BEGIN
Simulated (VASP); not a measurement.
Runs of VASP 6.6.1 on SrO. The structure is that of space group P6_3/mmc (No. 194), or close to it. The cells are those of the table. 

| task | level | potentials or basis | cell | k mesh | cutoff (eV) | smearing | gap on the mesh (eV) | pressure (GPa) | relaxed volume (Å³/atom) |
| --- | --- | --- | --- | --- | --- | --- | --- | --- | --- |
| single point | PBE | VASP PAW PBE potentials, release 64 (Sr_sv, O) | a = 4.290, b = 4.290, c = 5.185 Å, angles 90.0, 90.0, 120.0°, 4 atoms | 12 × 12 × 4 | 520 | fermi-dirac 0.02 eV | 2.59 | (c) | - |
END

* **TASK ITEM**:
Your task is to reproduce all the material exactly as it stands.

* **WRITTEN REPLY**:
Simulated (VASP); not a measurement.
Runs of VASP 6.6.1 on SrO. The structure is that of space group P6_3/mmc (No. 194), or close to it. The cells are those of the table. 

| task | level | potentials or basis | cell | k mesh | cutoff (eV) | smearing | gap on the mesh (eV) | pressure (GPa) | relaxed volume (Å³/atom) |
| --- | --- | --- | --- | --- | --- | --- | --- | --- | --- |
| single point | PBE | VASP PAW PBE potentials, release 64 (Sr_sv, O) | a = 4.290, b = 4.290, c = 5.185 Å, angles 90.0, 90.0, 120.0°, 4 atoms | 12 × 12 × 4 | 520 | fermi-dirac 0.02 eV | 2.59 | (c) | - |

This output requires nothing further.